Please set down each line of the data again, unchanged.

=== Begin Enclosure ===

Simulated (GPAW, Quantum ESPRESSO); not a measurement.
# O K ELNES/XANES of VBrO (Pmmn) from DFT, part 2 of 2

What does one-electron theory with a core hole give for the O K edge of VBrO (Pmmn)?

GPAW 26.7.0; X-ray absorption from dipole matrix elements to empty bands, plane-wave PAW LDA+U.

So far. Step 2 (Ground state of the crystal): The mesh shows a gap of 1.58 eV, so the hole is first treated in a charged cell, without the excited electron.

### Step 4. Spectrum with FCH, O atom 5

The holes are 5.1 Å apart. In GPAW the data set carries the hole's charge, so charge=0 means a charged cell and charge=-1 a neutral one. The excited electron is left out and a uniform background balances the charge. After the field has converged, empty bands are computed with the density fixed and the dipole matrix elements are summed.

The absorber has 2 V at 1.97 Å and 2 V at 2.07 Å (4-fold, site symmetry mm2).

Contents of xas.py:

=== End Enclosure ===

■ **Exercise response**:
Simulated (GPAW, Quantum ESPRESSO); not a measurement.
# O K ELNES/XANES of VBrO (Pmmn) from DFT, part 2 of 2

What does one-electron theory with a core hole give for the O K edge of VBrO (Pmmn)?

GPAW 26.7.0; X-ray absorption from dipole matrix elements to empty bands, plane-wave PAW LDA+U.

So far. Step 2 (Ground state of the crystal): The mesh shows a gap of 1.58 eV, so the hole is first treated in a charged cell, without the excited electron.

### Step 4. Spectrum with FCH, O atom 5

The holes are 5.1 Å apart. In GPAW the data set carries the hole's charge, so charge=0 means a charged cell and charge=-1 a neutral one. The excited electron is left out and a uniform background balances the charge. After the field has converged, empty bands are computed with the density fixed and the dipole matrix elements are summed.

The absorber has 2 V at 1.97 Å and 2 V at 2.07 Å (4-fold, site symmetry mm2).

Contents of xas.py:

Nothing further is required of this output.